For this task, every record below must be reproduced exactly.

= = = =

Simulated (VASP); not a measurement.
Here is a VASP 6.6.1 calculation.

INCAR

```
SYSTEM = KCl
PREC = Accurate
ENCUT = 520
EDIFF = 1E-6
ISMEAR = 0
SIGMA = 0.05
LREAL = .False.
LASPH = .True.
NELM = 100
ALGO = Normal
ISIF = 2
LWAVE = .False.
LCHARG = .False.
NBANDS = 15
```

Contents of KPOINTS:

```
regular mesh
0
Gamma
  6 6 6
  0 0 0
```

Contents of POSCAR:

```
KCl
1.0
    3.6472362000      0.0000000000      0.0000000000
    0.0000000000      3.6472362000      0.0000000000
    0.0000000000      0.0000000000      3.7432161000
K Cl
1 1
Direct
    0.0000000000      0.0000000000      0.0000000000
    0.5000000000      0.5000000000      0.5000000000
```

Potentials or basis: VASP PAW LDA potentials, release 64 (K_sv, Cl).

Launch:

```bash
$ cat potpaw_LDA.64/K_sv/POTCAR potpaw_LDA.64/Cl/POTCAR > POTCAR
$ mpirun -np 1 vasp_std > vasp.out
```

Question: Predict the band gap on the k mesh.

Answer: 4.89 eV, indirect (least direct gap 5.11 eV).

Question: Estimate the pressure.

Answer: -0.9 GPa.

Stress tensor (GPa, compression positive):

= = = =

WORKED SOLUTION
Simulated (VASP); not a measurement.
Here is a VASP 6.6.1 calculation.

INCAR

```
SYSTEM = KCl
PREC = Accurate
ENCUT = 520
EDIFF = 1E-6
ISMEAR = 0
SIGMA = 0.05
LREAL = .False.
LASPH = .True.
NELM = 100
ALGO = Normal
ISIF = 2
LWAVE = .False.
LCHARG = .False.
NBANDS = 15
```

Contents of KPOINTS:

```
regular mesh
0
Gamma
  6 6 6
  0 0 0
```

Contents of POSCAR:

```
KCl
1.0
    3.6472362000      0.0000000000      0.0000000000
    0.0000000000      3.6472362000      0.0000000000
    0.0000000000      0.0000000000      3.7432161000
K Cl
1 1
Direct
    0.0000000000      0.0000000000      0.0000000000
    0.5000000000      0.5000000000      0.5000000000
```

Potentials or basis: VASP PAW LDA potentials, release 64 (K_sv, Cl).

Launch:

```bash
$ cat potpaw_LDA.64/K_sv/POTCAR potpaw_LDA.64/Cl/POTCAR > POTCAR
$ mpirun -np 1 vasp_std > vasp.out
```

Question: Predict the band gap on the k mesh.

Answer: 4.89 eV, indirect (least direct gap 5.11 eV).

Question: Estimate the pressure.

Answer: -0.9 GPa.

Stress tensor (GPa, compression positive):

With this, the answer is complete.